Repeat every line of the following material exactly.

◇ ◇ ◇
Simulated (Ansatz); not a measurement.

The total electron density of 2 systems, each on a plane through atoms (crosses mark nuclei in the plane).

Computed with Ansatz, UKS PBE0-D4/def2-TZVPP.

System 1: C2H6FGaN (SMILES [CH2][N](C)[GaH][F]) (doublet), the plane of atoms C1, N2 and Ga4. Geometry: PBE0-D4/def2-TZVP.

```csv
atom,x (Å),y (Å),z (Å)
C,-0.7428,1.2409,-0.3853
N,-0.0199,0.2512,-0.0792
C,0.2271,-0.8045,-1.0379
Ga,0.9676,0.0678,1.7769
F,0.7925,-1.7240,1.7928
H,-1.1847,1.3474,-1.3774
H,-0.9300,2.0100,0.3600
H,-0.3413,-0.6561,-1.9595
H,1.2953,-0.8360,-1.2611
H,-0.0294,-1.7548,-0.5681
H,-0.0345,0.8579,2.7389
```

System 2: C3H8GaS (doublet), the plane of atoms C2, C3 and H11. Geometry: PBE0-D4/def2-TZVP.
◇ ◇ ◇

▶ _WRITTEN REPLY_
Simulated (Ansatz); not a measurement.

The total electron density of 2 systems, each on a plane through atoms (crosses mark nuclei in the plane).

Computed with Ansatz, UKS PBE0-D4/def2-TZVPP.

System 1: C2H6FGaN (SMILES [CH2][N](C)[GaH][F]) (doublet), the plane of atoms C1, N2 and Ga4. Geometry: PBE0-D4/def2-TZVP.

```csv
atom,x (Å),y (Å),z (Å)
C,-0.7428,1.2409,-0.3853
N,-0.0199,0.2512,-0.0792
C,0.2271,-0.8045,-1.0379
Ga,0.9676,0.0678,1.7769
F,0.7925,-1.7240,1.7928
H,-1.1847,1.3474,-1.3774
H,-0.9300,2.0100,0.3600
H,-0.3413,-0.6561,-1.9595
H,1.2953,-0.8360,-1.2611
H,-0.0294,-1.7548,-0.5681
H,-0.0345,0.8579,2.7389
```

System 2: C3H8GaS (doublet), the plane of atoms C2, C3 and H11. Geometry: PBE0-D4/def2-TZVP.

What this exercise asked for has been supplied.